═════ Data supplied ═════

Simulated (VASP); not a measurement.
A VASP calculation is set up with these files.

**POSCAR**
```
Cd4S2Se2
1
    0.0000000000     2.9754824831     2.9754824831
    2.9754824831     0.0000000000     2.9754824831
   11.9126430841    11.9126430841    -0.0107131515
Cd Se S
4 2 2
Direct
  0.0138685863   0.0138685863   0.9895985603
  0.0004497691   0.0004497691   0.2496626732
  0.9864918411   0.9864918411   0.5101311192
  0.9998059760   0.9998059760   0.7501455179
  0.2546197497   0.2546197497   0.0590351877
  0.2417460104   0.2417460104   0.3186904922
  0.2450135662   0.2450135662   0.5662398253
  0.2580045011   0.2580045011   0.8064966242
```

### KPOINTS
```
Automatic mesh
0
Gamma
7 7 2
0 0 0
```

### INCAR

═════

__Action item__: All of the data shown above must be copied exactly.

__Solution__:
Simulated (VASP); not a measurement.
A VASP calculation is set up with these files.

**POSCAR**
```
Cd4S2Se2
1
    0.0000000000     2.9754824831     2.9754824831
    2.9754824831     0.0000000000     2.9754824831
   11.9126430841    11.9126430841    -0.0107131515
Cd Se S
4 2 2
Direct
  0.0138685863   0.0138685863   0.9895985603
  0.0004497691   0.0004497691   0.2496626732
  0.9864918411   0.9864918411   0.5101311192
  0.9998059760   0.9998059760   0.7501455179
  0.2546197497   0.2546197497   0.0590351877
  0.2417460104   0.2417460104   0.3186904922
  0.2450135662   0.2450135662   0.5662398253
  0.2580045011   0.2580045011   0.8064966242
```

### KPOINTS
```
Automatic mesh
0
Gamma
7 7 2
0 0 0
```

### INCAR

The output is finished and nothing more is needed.